— ACTION ITEM —
Nothing in the records should change; write them all out again.

— STORED DATA —
┌────────

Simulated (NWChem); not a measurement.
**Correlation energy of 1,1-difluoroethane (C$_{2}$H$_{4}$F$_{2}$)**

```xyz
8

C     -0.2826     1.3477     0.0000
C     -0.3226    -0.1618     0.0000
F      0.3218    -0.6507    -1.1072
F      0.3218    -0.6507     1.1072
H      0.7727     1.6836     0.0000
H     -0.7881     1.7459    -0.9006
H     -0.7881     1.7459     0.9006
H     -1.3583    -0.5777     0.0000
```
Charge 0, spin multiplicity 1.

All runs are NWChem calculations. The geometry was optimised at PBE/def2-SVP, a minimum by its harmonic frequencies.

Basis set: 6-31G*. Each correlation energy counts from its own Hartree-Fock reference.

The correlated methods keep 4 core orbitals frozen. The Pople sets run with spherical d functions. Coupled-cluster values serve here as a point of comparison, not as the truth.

└────────

— ANSWER SPACE —
Simulated (NWChem); not a measurement.
**Correlation energy of 1,1-difluoroethane (C$_{2}$H$_{4}$F$_{2}$)**

```xyz
8

C     -0.2826     1.3477     0.0000
C     -0.3226    -0.1618     0.0000
F      0.3218    -0.6507    -1.1072
F      0.3218    -0.6507     1.1072
H      0.7727     1.6836     0.0000
H     -0.7881     1.7459    -0.9006
H     -0.7881     1.7459     0.9006
H     -1.3583    -0.5777     0.0000
```
Charge 0, spin multiplicity 1.

All runs are NWChem calculations. The geometry was optimised at PBE/def2-SVP, a minimum by its harmonic frequencies.

Basis set: 6-31G*. Each correlation energy counts from its own Hartree-Fock reference.

The correlated methods keep 4 core orbitals frozen. The Pople sets run with spherical d functions. Coupled-cluster values serve here as a point of comparison, not as the truth.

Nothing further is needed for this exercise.